- Exercise -
Nothing may be dropped or altered: reproduce all the data.

Start of Data under study

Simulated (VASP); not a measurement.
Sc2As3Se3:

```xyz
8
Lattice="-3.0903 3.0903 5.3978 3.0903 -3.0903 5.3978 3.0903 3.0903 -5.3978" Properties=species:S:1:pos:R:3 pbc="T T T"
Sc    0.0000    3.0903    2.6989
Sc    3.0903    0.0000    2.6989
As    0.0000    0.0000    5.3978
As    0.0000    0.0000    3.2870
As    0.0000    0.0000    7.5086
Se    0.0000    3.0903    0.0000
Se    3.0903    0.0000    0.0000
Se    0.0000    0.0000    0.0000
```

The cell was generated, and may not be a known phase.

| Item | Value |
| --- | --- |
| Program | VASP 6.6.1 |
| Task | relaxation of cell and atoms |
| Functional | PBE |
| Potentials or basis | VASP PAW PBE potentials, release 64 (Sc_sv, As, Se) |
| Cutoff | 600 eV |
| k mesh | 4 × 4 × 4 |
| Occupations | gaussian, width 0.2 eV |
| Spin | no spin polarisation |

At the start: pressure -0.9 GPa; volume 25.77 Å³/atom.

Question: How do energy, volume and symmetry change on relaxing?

End of Data under study

- Your response -
Simulated (VASP); not a measurement.
Sc2As3Se3:

```xyz
8
Lattice="-3.0903 3.0903 5.3978 3.0903 -3.0903 5.3978 3.0903 3.0903 -5.3978" Properties=species:S:1:pos:R:3 pbc="T T T"
Sc    0.0000    3.0903    2.6989
Sc    3.0903    0.0000    2.6989
As    0.0000    0.0000    5.3978
As    0.0000    0.0000    3.2870
As    0.0000    0.0000    7.5086
Se    0.0000    3.0903    0.0000
Se    3.0903    0.0000    0.0000
Se    0.0000    0.0000    0.0000
```

The cell was generated, and may not be a known phase.

| Item | Value |
| --- | --- |
| Program | VASP 6.6.1 |
| Task | relaxation of cell and atoms |
| Functional | PBE |
| Potentials or basis | VASP PAW PBE potentials, release 64 (Sc_sv, As, Se) |
| Cutoff | 600 eV |
| k mesh | 4 × 4 × 4 |
| Occupations | gaussian, width 0.2 eV |
| Spin | no spin polarisation |

At the start: pressure -0.9 GPa; volume 25.77 Å³/atom.

Question: How do energy, volume and symmetry change on relaxing?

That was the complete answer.